#####

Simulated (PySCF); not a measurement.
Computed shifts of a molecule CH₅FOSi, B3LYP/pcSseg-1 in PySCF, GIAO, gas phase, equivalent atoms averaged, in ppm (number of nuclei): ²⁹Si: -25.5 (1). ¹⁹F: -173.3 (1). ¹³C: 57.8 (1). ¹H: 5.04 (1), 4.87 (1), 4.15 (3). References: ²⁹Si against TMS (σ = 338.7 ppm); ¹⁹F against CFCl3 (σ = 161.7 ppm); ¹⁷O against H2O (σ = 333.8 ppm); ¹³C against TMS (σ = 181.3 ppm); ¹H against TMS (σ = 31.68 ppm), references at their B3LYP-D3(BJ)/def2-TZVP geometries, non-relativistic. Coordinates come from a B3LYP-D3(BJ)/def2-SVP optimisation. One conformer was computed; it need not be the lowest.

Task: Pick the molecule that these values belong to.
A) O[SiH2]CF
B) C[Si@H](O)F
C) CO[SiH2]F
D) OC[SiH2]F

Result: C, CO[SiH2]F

#####

*Action item*
Please reproduce exactly the lines in the listing above from the one containing "A) O[SiH2]CF" through the one containing "D) OC[SiH2]F", both included, and nothing more.

*Solution*
A) O[SiH2]CF
B) C[Si@H](O)F
C) CO[SiH2]F
D) OC[SiH2]F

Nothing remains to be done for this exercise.